ACTION ITEM
The exercise asks for every line of the data to be reproduced exactly.

^^^^^^^^

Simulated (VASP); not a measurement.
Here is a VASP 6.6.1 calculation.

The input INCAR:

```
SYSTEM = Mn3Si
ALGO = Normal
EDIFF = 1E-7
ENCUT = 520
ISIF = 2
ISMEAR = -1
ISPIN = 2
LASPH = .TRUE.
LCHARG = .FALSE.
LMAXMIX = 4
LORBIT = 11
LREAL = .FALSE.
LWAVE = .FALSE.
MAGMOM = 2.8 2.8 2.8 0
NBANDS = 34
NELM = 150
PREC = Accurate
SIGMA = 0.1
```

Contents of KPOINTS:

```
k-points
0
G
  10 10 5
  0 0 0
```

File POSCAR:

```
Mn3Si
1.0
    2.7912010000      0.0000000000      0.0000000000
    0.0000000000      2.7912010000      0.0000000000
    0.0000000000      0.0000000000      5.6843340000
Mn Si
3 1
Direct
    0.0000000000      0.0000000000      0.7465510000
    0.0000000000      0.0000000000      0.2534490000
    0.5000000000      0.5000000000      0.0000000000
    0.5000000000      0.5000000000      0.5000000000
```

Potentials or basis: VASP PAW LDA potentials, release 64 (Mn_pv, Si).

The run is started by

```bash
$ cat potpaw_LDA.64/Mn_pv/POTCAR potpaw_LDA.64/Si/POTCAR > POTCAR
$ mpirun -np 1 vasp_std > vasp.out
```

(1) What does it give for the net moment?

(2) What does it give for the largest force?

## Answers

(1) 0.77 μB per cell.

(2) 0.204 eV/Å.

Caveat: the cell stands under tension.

^^^^^^^^

WRITTEN REPLY
Simulated (VASP); not a measurement.
Here is a VASP 6.6.1 calculation.

The input INCAR:

```
SYSTEM = Mn3Si
ALGO = Normal
EDIFF = 1E-7
ENCUT = 520
ISIF = 2
ISMEAR = -1
ISPIN = 2
LASPH = .TRUE.
LCHARG = .FALSE.
LMAXMIX = 4
LORBIT = 11
LREAL = .FALSE.
LWAVE = .FALSE.
MAGMOM = 2.8 2.8 2.8 0
NBANDS = 34
NELM = 150
PREC = Accurate
SIGMA = 0.1
```

Contents of KPOINTS:

```
k-points
0
G
  10 10 5
  0 0 0
```

File POSCAR:

```
Mn3Si
1.0
    2.7912010000      0.0000000000      0.0000000000
    0.0000000000      2.7912010000      0.0000000000
    0.0000000000      0.0000000000      5.6843340000
Mn Si
3 1
Direct
    0.0000000000      0.0000000000      0.7465510000
    0.0000000000      0.0000000000      0.2534490000
    0.5000000000      0.5000000000      0.0000000000
    0.5000000000      0.5000000000      0.5000000000
```

Potentials or basis: VASP PAW LDA potentials, release 64 (Mn_pv, Si).

The run is started by

```bash
$ cat potpaw_LDA.64/Mn_pv/POTCAR potpaw_LDA.64/Si/POTCAR > POTCAR
$ mpirun -np 1 vasp_std > vasp.out
```

(1) What does it give for the net moment?

(2) What does it give for the largest force?

## Answers

(1) 0.77 μB per cell.

(2) 0.204 eV/Å.

Caveat: the cell stands under tension.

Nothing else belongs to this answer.